+---+
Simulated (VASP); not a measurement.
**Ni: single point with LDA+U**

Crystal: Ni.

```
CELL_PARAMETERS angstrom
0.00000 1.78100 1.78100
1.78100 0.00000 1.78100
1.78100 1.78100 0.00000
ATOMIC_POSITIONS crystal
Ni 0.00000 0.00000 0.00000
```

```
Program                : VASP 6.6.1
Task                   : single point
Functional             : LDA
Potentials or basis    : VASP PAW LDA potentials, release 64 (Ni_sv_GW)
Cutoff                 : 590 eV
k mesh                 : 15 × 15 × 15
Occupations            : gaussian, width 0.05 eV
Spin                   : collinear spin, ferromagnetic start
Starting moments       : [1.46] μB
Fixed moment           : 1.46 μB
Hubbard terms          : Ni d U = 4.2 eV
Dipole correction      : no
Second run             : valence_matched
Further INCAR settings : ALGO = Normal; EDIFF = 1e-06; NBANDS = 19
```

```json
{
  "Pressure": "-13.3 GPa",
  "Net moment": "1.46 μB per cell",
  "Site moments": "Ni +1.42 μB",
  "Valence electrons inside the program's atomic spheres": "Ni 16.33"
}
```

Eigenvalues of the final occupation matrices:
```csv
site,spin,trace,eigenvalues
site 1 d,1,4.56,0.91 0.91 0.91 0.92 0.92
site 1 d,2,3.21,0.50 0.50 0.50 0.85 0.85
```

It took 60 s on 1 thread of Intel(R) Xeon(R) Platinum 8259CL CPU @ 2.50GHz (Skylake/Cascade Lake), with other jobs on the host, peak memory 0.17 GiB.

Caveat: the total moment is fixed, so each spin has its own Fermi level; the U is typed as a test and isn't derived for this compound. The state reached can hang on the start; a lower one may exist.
+---+

From the listing above, repeat exactly the lines starting at the line that includes "Eigenvalues of the" and ending at the line that includes "It took 60 s", with nothing outside that span.

Your solution:
Eigenvalues of the final occupation matrices:
```csv
site,spin,trace,eigenvalues
site 1 d,1,4.56,0.91 0.91 0.91 0.92 0.92
site 1 d,2,3.21,0.50 0.50 0.50 0.85 0.85
```

It took 60 s on 1 thread of Intel(R) Xeon(R) Platinum 8259CL CPU @ 2.50GHz (Skylake/Cascade Lake), with other jobs on the host, peak memory 0.17 GiB.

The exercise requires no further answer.